• **GIVEN INFORMATION**
- Opening Delimiter -

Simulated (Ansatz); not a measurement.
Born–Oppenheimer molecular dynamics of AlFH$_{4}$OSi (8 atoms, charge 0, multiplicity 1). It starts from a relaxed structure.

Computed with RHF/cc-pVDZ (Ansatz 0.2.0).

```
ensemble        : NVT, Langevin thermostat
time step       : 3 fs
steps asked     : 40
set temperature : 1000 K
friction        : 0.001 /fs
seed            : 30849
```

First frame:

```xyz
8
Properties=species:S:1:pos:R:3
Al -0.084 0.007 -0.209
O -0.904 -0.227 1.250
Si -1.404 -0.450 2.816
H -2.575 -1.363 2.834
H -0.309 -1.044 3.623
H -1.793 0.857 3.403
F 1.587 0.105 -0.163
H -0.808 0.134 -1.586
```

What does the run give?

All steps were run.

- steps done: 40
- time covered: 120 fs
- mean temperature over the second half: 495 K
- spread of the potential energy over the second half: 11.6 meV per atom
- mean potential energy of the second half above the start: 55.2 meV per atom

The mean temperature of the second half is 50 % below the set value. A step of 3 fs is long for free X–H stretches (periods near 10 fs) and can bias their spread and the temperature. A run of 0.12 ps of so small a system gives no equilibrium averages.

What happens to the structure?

- Closing Delimiter -

• **WORK REQUEST**
Repeat the material above in full, exactly as it stands.

• **ANSWER SPACE**
Simulated (Ansatz); not a measurement.
Born–Oppenheimer molecular dynamics of AlFH$_{4}$OSi (8 atoms, charge 0, multiplicity 1). It starts from a relaxed structure.

Computed with RHF/cc-pVDZ (Ansatz 0.2.0).

```
ensemble        : NVT, Langevin thermostat
time step       : 3 fs
steps asked     : 40
set temperature : 1000 K
friction        : 0.001 /fs
seed            : 30849
```

First frame:

```xyz
8
Properties=species:S:1:pos:R:3
Al -0.084 0.007 -0.209
O -0.904 -0.227 1.250
Si -1.404 -0.450 2.816
H -2.575 -1.363 2.834
H -0.309 -1.044 3.623
H -1.793 0.857 3.403
F 1.587 0.105 -0.163
H -0.808 0.134 -1.586
```

What does the run give?

All steps were run.

- steps done: 40
- time covered: 120 fs
- mean temperature over the second half: 495 K
- spread of the potential energy over the second half: 11.6 meV per atom
- mean potential energy of the second half above the start: 55.2 meV per atom

The mean temperature of the second half is 50 % below the set value. A step of 3 fs is long for free X–H stretches (periods near 10 fs) and can bias their spread and the temperature. A run of 0.12 ps of so small a system gives no equilibrium averages.

What happens to the structure?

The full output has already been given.